DATA RECORDS:
———

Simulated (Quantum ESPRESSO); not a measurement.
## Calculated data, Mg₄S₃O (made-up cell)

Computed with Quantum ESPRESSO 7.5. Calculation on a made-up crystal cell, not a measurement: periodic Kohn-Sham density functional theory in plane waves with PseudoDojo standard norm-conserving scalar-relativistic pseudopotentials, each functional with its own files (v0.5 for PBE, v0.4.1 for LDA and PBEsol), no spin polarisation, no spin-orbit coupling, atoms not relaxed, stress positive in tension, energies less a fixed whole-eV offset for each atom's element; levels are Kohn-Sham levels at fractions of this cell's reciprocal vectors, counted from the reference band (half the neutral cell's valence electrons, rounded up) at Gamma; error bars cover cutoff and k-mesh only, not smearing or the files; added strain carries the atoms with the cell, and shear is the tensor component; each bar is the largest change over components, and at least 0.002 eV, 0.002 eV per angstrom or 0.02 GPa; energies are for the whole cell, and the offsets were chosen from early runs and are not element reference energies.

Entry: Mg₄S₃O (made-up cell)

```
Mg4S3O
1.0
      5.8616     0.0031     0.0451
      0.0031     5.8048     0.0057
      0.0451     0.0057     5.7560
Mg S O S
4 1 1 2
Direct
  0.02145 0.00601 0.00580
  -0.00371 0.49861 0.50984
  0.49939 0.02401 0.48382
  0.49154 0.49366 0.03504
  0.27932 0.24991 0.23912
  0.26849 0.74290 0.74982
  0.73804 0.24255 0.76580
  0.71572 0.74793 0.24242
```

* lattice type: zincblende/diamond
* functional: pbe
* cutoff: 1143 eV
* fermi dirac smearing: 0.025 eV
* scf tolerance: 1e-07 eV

———

ACTIVITY: Quote exactly the first line of the data and every line after it through the one holding "## Calculated data, Mg₄S₃O (made-up cell)".

RESPONSE AREA:
Simulated (Quantum ESPRESSO); not a measurement.
## Calculated data, Mg₄S₃O (made-up cell)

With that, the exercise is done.